▶ Data excerpts:
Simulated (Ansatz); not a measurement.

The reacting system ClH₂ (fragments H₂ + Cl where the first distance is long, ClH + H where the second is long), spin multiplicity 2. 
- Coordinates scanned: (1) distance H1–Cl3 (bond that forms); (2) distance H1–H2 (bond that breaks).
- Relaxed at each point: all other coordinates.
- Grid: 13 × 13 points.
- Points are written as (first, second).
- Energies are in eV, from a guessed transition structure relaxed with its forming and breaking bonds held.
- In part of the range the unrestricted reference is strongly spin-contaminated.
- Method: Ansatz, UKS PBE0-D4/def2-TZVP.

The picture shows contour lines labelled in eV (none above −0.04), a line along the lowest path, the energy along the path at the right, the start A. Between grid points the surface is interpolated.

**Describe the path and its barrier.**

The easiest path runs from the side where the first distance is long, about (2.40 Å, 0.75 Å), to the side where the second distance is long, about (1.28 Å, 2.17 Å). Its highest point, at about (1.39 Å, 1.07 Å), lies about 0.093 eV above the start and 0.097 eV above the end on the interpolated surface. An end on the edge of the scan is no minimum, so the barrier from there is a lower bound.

▶ Brief: Taking the lines above, repeat exactly those from the line that contains "- Points are written as (first, second)." through the line that contains "and its barrier.**", and both of those lines as well. Include nothing else.

▶ Your solution:
- Points are written as (first, second).
- Energies are in eV, from a guessed transition structure relaxed with its forming and breaking bonds held.
- In part of the range the unrestricted reference is strongly spin-contaminated.
- Method: Ansatz, UKS PBE0-D4/def2-TZVP.

The picture shows contour lines labelled in eV (none above −0.04), a line along the lowest path, the energy along the path at the right, the start A. Between grid points the surface is interpolated.

**Describe the path and its barrier.**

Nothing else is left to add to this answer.